→ **WORK ORDER**:
With the first line below as the start and the line containing "Task: Estimate the wall time of this run." as the end, copy every line between them exactly, ends included.

→ **STUDY MATERIAL**:
'''

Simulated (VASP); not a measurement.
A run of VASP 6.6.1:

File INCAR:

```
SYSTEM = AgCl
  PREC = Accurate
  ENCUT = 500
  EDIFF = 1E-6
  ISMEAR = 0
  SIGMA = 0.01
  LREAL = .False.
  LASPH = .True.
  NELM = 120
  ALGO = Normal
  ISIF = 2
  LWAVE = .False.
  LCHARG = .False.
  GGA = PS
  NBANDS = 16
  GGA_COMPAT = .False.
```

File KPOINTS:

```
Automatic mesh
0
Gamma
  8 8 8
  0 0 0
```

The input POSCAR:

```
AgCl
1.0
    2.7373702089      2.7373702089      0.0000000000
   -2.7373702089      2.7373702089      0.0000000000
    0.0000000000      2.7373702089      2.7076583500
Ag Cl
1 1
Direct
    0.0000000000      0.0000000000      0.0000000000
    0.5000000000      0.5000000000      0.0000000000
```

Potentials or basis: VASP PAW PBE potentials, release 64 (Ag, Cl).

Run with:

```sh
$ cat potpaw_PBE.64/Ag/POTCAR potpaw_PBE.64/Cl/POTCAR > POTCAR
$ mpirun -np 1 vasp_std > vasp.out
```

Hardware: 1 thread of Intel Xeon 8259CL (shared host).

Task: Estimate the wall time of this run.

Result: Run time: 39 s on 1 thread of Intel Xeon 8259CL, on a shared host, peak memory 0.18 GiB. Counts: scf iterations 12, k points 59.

'''

→ **ANSWER SPACE**:
Simulated (VASP); not a measurement.
A run of VASP 6.6.1:

File INCAR:

```
SYSTEM = AgCl
  PREC = Accurate
  ENCUT = 500
  EDIFF = 1E-6
  ISMEAR = 0
  SIGMA = 0.01
  LREAL = .False.
  LASPH = .True.
  NELM = 120
  ALGO = Normal
  ISIF = 2
  LWAVE = .False.
  LCHARG = .False.
  GGA = PS
  NBANDS = 16
  GGA_COMPAT = .False.
```

File KPOINTS:

```
Automatic mesh
0
Gamma
  8 8 8
  0 0 0
```

The input POSCAR:

```
AgCl
1.0
    2.7373702089      2.7373702089      0.0000000000
   -2.7373702089      2.7373702089      0.0000000000
    0.0000000000      2.7373702089      2.7076583500
Ag Cl
1 1
Direct
    0.0000000000      0.0000000000      0.0000000000
    0.5000000000      0.5000000000      0.0000000000
```

Potentials or basis: VASP PAW PBE potentials, release 64 (Ag, Cl).

Run with:

```sh
$ cat potpaw_PBE.64/Ag/POTCAR potpaw_PBE.64/Cl/POTCAR > POTCAR
$ mpirun -np 1 vasp_std > vasp.out
```

Hardware: 1 thread of Intel Xeon 8259CL (shared host).

Task: Estimate the wall time of this run.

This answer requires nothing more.